# [EXERCISE]
Return every line of the listing below, unchanged, from its first line to the line holding "Numbers of over", that line included.

________________

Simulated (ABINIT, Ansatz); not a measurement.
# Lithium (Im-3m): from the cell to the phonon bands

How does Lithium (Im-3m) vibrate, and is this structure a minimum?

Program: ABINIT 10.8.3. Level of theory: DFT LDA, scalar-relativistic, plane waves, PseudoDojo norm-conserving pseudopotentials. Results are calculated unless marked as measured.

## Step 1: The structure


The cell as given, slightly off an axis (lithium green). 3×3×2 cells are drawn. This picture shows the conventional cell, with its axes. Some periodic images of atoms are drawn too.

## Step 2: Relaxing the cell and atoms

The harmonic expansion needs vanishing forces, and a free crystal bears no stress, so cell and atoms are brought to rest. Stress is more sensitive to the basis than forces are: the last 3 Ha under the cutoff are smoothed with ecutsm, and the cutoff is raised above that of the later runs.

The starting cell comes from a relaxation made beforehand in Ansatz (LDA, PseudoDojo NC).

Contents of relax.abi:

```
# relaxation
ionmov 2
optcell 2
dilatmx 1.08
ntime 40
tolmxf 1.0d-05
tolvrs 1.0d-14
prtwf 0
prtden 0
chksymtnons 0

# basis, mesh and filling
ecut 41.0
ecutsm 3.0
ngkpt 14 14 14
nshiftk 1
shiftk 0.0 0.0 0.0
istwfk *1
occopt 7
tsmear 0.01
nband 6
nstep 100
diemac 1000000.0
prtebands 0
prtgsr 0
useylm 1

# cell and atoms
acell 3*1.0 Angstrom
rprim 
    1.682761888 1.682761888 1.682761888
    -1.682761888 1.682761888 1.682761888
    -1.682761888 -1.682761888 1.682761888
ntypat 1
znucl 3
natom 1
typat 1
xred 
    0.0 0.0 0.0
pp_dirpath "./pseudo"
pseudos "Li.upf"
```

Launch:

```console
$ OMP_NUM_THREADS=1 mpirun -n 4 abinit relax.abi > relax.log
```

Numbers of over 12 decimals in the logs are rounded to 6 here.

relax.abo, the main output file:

________________

# [WRITTEN RESPONSE]
Simulated (ABINIT, Ansatz); not a measurement.
# Lithium (Im-3m): from the cell to the phonon bands

How does Lithium (Im-3m) vibrate, and is this structure a minimum?

Program: ABINIT 10.8.3. Level of theory: DFT LDA, scalar-relativistic, plane waves, PseudoDojo norm-conserving pseudopotentials. Results are calculated unless marked as measured.

## Step 1: The structure


The cell as given, slightly off an axis (lithium green). 3×3×2 cells are drawn. This picture shows the conventional cell, with its axes. Some periodic images of atoms are drawn too.

## Step 2: Relaxing the cell and atoms

The harmonic expansion needs vanishing forces, and a free crystal bears no stress, so cell and atoms are brought to rest. Stress is more sensitive to the basis than forces are: the last 3 Ha under the cutoff are smoothed with ecutsm, and the cutoff is raised above that of the later runs.

The starting cell comes from a relaxation made beforehand in Ansatz (LDA, PseudoDojo NC).

Contents of relax.abi:

```
# relaxation
ionmov 2
optcell 2
dilatmx 1.08
ntime 40
tolmxf 1.0d-05
tolvrs 1.0d-14
prtwf 0
prtden 0
chksymtnons 0

# basis, mesh and filling
ecut 41.0
ecutsm 3.0
ngkpt 14 14 14
nshiftk 1
shiftk 0.0 0.0 0.0
istwfk *1
occopt 7
tsmear 0.01
nband 6
nstep 100
diemac 1000000.0
prtebands 0
prtgsr 0
useylm 1

# cell and atoms
acell 3*1.0 Angstrom
rprim 
    1.682761888 1.682761888 1.682761888
    -1.682761888 1.682761888 1.682761888
    -1.682761888 -1.682761888 1.682761888
ntypat 1
znucl 3
natom 1
typat 1
xred 
    0.0 0.0 0.0
pp_dirpath "./pseudo"
pseudos "Li.upf"
```

Launch:

```console
$ OMP_NUM_THREADS=1 mpirun -n 4 abinit relax.abi > relax.log
```

Numbers of over 12 decimals in the logs are rounded to 6 here.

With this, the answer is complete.